TASK ITEM – Copy the whole listing verbatim.

#### DATASET RECORDS ####
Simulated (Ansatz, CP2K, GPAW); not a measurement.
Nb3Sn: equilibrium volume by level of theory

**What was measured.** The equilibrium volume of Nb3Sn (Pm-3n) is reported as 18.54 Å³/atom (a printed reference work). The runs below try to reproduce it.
####

YOUR SOLUTION –
Simulated (Ansatz, CP2K, GPAW); not a measurement.
Nb3Sn: equilibrium volume by level of theory

**What was measured.** The equilibrium volume of Nb3Sn (Pm-3n) is reported as 18.54 Å³/atom (a printed reference work). The runs below try to reproduce it.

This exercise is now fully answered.